***** Data extracts *****

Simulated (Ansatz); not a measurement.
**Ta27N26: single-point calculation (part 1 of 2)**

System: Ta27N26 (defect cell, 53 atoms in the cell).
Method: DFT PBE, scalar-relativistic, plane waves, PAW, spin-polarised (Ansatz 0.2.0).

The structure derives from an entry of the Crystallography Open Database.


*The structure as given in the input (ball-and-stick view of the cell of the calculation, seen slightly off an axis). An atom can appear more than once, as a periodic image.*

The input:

*****

Exercise: Starting at the first line of the data above, retype each line exactly until you reach the line containing "The structure derives", and include that line too.

Written response:
Simulated (Ansatz); not a measurement.
**Ta27N26: single-point calculation (part 1 of 2)**

System: Ta27N26 (defect cell, 53 atoms in the cell).
Method: DFT PBE, scalar-relativistic, plane waves, PAW, spin-polarised (Ansatz 0.2.0).

The structure derives from an entry of the Crystallography Open Database.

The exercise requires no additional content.